BEGIN

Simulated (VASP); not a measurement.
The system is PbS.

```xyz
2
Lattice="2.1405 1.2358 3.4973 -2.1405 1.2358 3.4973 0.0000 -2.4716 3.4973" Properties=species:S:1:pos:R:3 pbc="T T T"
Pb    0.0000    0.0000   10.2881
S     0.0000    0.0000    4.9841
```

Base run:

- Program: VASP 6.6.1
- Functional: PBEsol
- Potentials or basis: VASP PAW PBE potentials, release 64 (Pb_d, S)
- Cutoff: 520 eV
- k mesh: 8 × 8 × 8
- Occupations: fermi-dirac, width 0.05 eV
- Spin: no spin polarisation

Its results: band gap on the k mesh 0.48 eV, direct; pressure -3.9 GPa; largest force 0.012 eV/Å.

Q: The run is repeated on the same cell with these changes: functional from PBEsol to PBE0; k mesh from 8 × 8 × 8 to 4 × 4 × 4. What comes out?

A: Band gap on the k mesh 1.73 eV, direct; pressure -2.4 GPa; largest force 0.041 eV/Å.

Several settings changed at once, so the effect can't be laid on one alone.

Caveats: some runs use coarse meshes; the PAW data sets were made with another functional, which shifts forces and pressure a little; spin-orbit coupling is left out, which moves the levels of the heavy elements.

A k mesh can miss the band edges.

END

▶ Work item
Print the listing once more, exactly as it stands above.

▶ Task solution
Simulated (VASP); not a measurement.
The system is PbS.

```xyz
2
Lattice="2.1405 1.2358 3.4973 -2.1405 1.2358 3.4973 0.0000 -2.4716 3.4973" Properties=species:S:1:pos:R:3 pbc="T T T"
Pb    0.0000    0.0000   10.2881
S     0.0000    0.0000    4.9841
```

Base run:

- Program: VASP 6.6.1
- Functional: PBEsol
- Potentials or basis: VASP PAW PBE potentials, release 64 (Pb_d, S)
- Cutoff: 520 eV
- k mesh: 8 × 8 × 8
- Occupations: fermi-dirac, width 0.05 eV
- Spin: no spin polarisation

Its results: band gap on the k mesh 0.48 eV, direct; pressure -3.9 GPa; largest force 0.012 eV/Å.

Q: The run is repeated on the same cell with these changes: functional from PBEsol to PBE0; k mesh from 8 × 8 × 8 to 4 × 4 × 4. What comes out?

A: Band gap on the k mesh 1.73 eV, direct; pressure -2.4 GPa; largest force 0.041 eV/Å.

Several settings changed at once, so the effect can't be laid on one alone.

Caveats: some runs use coarse meshes; the PAW data sets were made with another functional, which shifts forces and pressure a little; spin-orbit coupling is left out, which moves the levels of the heavy elements.

A k mesh can miss the band edges.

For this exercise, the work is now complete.